Brief. What is needed is an exact copy of the lines in the listing below, from the one with "tensor (ppm) |" up to and including the one with "H(C5) | 238 |", with no other lines.

Material supplied.
=-=-=-=-=

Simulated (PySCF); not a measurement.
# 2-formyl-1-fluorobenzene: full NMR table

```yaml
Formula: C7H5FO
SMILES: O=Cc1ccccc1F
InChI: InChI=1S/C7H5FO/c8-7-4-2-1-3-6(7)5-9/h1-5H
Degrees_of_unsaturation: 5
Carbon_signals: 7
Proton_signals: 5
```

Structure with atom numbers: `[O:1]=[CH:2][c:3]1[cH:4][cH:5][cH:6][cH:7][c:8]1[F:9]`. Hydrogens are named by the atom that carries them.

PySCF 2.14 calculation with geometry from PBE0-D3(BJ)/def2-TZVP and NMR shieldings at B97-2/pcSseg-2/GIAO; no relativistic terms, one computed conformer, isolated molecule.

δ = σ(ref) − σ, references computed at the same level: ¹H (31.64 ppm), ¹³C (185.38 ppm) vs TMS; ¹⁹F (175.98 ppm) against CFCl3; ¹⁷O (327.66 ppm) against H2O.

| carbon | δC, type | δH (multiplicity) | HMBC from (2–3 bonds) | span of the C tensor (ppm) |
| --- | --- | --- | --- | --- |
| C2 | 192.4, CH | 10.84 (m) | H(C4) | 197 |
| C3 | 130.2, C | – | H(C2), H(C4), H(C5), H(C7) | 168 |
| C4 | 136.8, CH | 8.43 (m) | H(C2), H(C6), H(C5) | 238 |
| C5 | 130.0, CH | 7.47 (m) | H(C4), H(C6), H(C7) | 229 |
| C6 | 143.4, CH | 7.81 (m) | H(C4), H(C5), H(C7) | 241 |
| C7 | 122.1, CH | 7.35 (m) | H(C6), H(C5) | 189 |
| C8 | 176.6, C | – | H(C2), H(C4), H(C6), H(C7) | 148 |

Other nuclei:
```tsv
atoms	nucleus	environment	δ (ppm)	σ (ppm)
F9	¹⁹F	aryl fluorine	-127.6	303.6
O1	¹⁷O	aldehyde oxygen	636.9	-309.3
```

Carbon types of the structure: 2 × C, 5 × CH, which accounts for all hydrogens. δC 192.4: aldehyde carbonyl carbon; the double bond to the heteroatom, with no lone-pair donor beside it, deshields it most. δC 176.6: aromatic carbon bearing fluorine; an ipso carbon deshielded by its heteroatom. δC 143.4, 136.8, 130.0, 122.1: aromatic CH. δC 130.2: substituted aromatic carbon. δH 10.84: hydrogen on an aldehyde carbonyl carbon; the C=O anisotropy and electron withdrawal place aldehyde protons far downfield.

=-=-=-=-=

Your solution.
| carbon | δC, type | δH (multiplicity) | HMBC from (2–3 bonds) | span of the C tensor (ppm) |
| --- | --- | --- | --- | --- |
| C2 | 192.4, CH | 10.84 (m) | H(C4) | 197 |
| C3 | 130.2, C | – | H(C2), H(C4), H(C5), H(C7) | 168 |
| C4 | 136.8, CH | 8.43 (m) | H(C2), H(C6), H(C5) | 238 |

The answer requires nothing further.